Provided information.

________________

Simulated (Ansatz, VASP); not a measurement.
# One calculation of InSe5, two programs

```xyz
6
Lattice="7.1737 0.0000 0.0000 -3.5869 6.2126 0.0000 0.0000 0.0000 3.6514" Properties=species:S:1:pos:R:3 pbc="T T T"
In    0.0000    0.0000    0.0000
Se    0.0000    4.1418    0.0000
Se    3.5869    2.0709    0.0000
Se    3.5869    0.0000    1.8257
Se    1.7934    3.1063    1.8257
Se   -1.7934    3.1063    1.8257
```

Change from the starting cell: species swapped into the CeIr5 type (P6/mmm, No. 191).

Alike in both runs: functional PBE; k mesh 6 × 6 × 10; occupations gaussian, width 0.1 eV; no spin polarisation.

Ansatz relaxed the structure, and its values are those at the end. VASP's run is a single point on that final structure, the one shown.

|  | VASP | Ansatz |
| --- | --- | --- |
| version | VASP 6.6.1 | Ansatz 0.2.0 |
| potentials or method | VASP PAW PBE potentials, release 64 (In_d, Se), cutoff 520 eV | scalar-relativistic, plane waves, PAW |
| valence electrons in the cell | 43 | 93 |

________________

Activity.
Transcribe verbatim. Cover the lines from the first line of the entries above to the line containing "Change from the", inclusive.

Written response.
Simulated (Ansatz, VASP); not a measurement.
# One calculation of InSe5, two programs

```xyz
6
Lattice="7.1737 0.0000 0.0000 -3.5869 6.2126 0.0000 0.0000 0.0000 3.6514" Properties=species:S:1:pos:R:3 pbc="T T T"
In    0.0000    0.0000    0.0000
Se    0.0000    4.1418    0.0000
Se    3.5869    2.0709    0.0000
Se    3.5869    0.0000    1.8257
Se    1.7934    3.1063    1.8257
Se   -1.7934    3.1063    1.8257
```

Change from the starting cell: species swapped into the CeIr5 type (P6/mmm, No. 191).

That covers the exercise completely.